** Opening RECORDED INFORMATION block **

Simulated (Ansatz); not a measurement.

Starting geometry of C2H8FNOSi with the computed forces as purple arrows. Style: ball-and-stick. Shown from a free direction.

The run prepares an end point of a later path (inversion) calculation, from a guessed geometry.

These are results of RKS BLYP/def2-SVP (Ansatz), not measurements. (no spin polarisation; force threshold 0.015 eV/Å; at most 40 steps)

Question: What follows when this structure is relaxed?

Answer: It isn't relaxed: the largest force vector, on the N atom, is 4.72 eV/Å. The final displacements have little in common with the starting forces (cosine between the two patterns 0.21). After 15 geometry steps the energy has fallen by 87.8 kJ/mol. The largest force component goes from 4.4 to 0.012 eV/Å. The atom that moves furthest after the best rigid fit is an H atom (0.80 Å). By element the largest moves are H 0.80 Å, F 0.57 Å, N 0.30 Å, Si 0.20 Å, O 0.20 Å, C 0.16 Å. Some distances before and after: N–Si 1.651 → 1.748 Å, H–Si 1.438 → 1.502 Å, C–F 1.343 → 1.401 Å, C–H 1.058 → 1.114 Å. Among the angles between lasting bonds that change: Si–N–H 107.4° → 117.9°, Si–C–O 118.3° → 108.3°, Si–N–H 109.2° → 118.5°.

** Closing RECORDED INFORMATION block **

| ASSIGNED TASK |
Repeat the data in full, exactly as supplied.

| TASK ANSWER |
Simulated (Ansatz); not a measurement.

Starting geometry of C2H8FNOSi with the computed forces as purple arrows. Style: ball-and-stick. Shown from a free direction.

The run prepares an end point of a later path (inversion) calculation, from a guessed geometry.

These are results of RKS BLYP/def2-SVP (Ansatz), not measurements. (no spin polarisation; force threshold 0.015 eV/Å; at most 40 steps)

Question: What follows when this structure is relaxed?

Answer: It isn't relaxed: the largest force vector, on the N atom, is 4.72 eV/Å. The final displacements have little in common with the starting forces (cosine between the two patterns 0.21). After 15 geometry steps the energy has fallen by 87.8 kJ/mol. The largest force component goes from 4.4 to 0.012 eV/Å. The atom that moves furthest after the best rigid fit is an H atom (0.80 Å). By element the largest moves are H 0.80 Å, F 0.57 Å, N 0.30 Å, Si 0.20 Å, O 0.20 Å, C 0.16 Å. Some distances before and after: N–Si 1.651 → 1.748 Å, H–Si 1.438 → 1.502 Å, C–F 1.343 → 1.401 Å, C–H 1.058 → 1.114 Å. Among the angles between lasting bonds that change: Si–N–H 107.4° → 117.9°, Si–C–O 118.3° → 108.3°, Si–N–H 109.2° → 118.5°.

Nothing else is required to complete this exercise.